◆ **Task item**: Set out the listing word for word. End with the line that contains "- Dipole correction: no".

■ ■ ■ ■ ■ ■ ■

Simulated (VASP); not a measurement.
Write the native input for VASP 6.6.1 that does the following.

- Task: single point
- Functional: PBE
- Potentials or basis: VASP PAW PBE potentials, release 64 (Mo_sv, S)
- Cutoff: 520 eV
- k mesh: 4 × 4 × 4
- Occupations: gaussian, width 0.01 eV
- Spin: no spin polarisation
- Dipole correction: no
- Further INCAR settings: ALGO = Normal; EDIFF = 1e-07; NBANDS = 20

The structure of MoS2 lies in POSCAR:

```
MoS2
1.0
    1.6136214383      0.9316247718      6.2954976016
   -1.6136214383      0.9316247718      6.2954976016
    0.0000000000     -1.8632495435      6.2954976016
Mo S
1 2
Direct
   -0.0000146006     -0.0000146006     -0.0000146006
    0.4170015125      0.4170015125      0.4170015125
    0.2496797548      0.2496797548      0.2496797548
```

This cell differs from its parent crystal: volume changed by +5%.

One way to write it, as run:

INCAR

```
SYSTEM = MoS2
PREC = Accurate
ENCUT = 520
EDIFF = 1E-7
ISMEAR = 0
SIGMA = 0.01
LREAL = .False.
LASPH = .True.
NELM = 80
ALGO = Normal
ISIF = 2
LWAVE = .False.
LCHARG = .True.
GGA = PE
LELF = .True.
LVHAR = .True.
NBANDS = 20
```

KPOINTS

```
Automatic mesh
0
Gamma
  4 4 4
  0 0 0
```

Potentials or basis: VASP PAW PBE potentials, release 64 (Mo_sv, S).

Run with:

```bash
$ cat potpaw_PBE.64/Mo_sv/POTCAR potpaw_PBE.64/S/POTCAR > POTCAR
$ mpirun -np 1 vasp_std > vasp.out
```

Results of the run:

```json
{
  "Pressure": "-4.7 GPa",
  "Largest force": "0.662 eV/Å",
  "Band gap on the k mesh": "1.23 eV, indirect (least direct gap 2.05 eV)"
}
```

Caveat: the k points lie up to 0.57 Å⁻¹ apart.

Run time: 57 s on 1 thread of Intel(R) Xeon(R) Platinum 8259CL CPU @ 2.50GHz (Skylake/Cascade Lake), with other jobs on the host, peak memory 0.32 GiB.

■ ■ ■ ■ ■ ■ ■

◆ **Result**:
Simulated (VASP); not a measurement.
Write the native input for VASP 6.6.1 that does the following.

- Task: single point
- Functional: PBE
- Potentials or basis: VASP PAW PBE potentials, release 64 (Mo_sv, S)
- Cutoff: 520 eV
- k mesh: 4 × 4 × 4
- Occupations: gaussian, width 0.01 eV
- Spin: no spin polarisation
- Dipole correction: no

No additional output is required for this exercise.